• WORK ORDER:
Could you copy out all of the entries exactly?

• GIVEN ENTRIES:
• • • •

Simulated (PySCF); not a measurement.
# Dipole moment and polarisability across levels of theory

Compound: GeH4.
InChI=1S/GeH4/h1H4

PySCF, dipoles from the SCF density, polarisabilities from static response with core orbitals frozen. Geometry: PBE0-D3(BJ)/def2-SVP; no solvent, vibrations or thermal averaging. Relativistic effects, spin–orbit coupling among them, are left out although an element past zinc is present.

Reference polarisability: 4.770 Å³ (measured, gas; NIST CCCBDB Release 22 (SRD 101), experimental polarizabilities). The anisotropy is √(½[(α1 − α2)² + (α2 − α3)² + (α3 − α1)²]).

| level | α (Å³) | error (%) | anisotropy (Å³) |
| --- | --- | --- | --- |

• • • •

• WRITTEN RESPONSE:
Simulated (PySCF); not a measurement.
# Dipole moment and polarisability across levels of theory

Compound: GeH4.
InChI=1S/GeH4/h1H4

PySCF, dipoles from the SCF density, polarisabilities from static response with core orbitals frozen. Geometry: PBE0-D3(BJ)/def2-SVP; no solvent, vibrations or thermal averaging. Relativistic effects, spin–orbit coupling among them, are left out although an element past zinc is present.

Reference polarisability: 4.770 Å³ (measured, gas; NIST CCCBDB Release 22 (SRD 101), experimental polarizabilities). The anisotropy is √(½[(α1 − α2)² + (α2 − α3)² + (α3 − α1)²]).

| level | α (Å³) | error (%) | anisotropy (Å³) |
| --- | --- | --- | --- |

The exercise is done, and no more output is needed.